BRIEF –
Take the data from its first line. Print each line exactly until the line containing "(eV/Å) | 0.005 |" has been printed too.

INFORMATION SUPPLIED –
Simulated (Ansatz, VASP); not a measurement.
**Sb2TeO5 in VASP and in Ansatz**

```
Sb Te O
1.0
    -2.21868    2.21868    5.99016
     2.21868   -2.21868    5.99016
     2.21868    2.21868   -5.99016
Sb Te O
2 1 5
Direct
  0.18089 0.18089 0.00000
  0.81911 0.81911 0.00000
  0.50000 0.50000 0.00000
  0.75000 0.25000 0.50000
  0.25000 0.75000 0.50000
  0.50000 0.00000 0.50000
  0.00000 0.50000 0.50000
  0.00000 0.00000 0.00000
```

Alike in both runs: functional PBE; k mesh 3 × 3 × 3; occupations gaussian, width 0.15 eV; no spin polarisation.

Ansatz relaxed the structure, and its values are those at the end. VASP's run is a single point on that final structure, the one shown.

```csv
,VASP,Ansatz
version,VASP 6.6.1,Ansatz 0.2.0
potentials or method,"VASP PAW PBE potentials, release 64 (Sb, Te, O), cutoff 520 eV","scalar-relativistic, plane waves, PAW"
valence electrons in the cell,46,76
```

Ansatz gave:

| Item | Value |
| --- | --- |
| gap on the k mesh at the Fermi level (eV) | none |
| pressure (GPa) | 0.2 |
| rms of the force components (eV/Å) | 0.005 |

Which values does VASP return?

EXERCISE RESULT –
Simulated (Ansatz, VASP); not a measurement.
**Sb2TeO5 in VASP and in Ansatz**

```
Sb Te O
1.0
    -2.21868    2.21868    5.99016
     2.21868   -2.21868    5.99016
     2.21868    2.21868   -5.99016
Sb Te O
2 1 5
Direct
  0.18089 0.18089 0.00000
  0.81911 0.81911 0.00000
  0.50000 0.50000 0.00000
  0.75000 0.25000 0.50000
  0.25000 0.75000 0.50000
  0.50000 0.00000 0.50000
  0.00000 0.50000 0.50000
  0.00000 0.00000 0.00000
```

Alike in both runs: functional PBE; k mesh 3 × 3 × 3; occupations gaussian, width 0.15 eV; no spin polarisation.

Ansatz relaxed the structure, and its values are those at the end. VASP's run is a single point on that final structure, the one shown.

```csv
,VASP,Ansatz
version,VASP 6.6.1,Ansatz 0.2.0
potentials or method,"VASP PAW PBE potentials, release 64 (Sb, Te, O), cutoff 520 eV","scalar-relativistic, plane waves, PAW"
valence electrons in the cell,46,76
```

Ansatz gave:

| Item | Value |
| --- | --- |
| gap on the k mesh at the Fermi level (eV) | none |
| pressure (GPa) | 0.2 |
| rms of the force components (eV/Å) | 0.005 |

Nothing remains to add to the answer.